§ **INPUT DATA**:
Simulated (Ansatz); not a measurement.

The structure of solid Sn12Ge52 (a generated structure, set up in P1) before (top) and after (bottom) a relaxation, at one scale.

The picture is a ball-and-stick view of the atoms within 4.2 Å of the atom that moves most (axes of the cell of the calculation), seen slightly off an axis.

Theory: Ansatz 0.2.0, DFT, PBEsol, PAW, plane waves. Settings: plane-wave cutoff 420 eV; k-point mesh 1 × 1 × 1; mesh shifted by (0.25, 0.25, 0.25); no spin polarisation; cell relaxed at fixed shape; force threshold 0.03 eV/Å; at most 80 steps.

§ **WORK INSTRUCTION**: Repeat the whole listing exactly, with no omissions.

§ **EXERCISE SOLUTION**:
Simulated (Ansatz); not a measurement.

The structure of solid Sn12Ge52 (a generated structure, set up in P1) before (top) and after (bottom) a relaxation, at one scale.

The picture is a ball-and-stick view of the atoms within 4.2 Å of the atom that moves most (axes of the cell of the calculation), seen slightly off an axis.

Theory: Ansatz 0.2.0, DFT, PBEsol, PAW, plane waves. Settings: plane-wave cutoff 420 eV; k-point mesh 1 × 1 × 1; mesh shifted by (0.25, 0.25, 0.25); no spin polarisation; cell relaxed at fixed shape; force threshold 0.03 eV/Å; at most 80 steps.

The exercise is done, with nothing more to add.